### WORK TASK
Here the job is to return only the lines of the material, exactly, from the first one to the line with "An input for".

### PROVIDED RECORDS
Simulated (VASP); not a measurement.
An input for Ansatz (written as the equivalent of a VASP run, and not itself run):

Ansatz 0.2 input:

### TASK SOLUTION
Simulated (VASP); not a measurement.
An input for Ansatz (written as the equivalent of a VASP run, and not itself run):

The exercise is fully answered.